# Exercise:
Starting with the opening line of the material, restate every line word for word, and end on the line containing "Part 1: Bonding charge".

# Information supplied:
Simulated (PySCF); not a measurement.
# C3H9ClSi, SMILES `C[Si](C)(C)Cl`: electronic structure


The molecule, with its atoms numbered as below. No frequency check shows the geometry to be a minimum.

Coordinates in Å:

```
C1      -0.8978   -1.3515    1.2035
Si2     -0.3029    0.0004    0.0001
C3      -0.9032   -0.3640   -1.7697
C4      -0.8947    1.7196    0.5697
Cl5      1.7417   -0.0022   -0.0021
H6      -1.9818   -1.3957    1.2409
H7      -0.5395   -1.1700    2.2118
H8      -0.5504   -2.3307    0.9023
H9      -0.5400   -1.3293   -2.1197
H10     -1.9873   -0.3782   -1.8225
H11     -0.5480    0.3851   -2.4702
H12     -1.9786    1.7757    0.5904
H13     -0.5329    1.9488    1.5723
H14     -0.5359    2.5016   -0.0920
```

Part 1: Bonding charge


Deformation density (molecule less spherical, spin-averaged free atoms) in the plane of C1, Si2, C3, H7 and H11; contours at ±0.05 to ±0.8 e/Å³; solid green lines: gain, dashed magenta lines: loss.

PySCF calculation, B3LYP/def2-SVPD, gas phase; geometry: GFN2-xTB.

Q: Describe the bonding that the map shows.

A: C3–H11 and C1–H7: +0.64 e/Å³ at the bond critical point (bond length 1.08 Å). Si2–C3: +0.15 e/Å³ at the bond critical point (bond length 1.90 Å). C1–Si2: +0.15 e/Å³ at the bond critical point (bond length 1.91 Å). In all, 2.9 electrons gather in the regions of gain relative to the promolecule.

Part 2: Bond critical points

# Result:
Simulated (PySCF); not a measurement.
# C3H9ClSi, SMILES `C[Si](C)(C)Cl`: electronic structure


The molecule, with its atoms numbered as below. No frequency check shows the geometry to be a minimum.

Coordinates in Å:

```
C1      -0.8978   -1.3515    1.2035
Si2     -0.3029    0.0004    0.0001
C3      -0.9032   -0.3640   -1.7697
C4      -0.8947    1.7196    0.5697
Cl5      1.7417   -0.0022   -0.0021
H6      -1.9818   -1.3957    1.2409
H7      -0.5395   -1.1700    2.2118
H8      -0.5504   -2.3307    0.9023
H9      -0.5400   -1.3293   -2.1197
H10     -1.9873   -0.3782   -1.8225
H11     -0.5480    0.3851   -2.4702
H12     -1.9786    1.7757    0.5904
H13     -0.5329    1.9488    1.5723
H14     -0.5359    2.5016   -0.0920
```

Part 1: Bonding charge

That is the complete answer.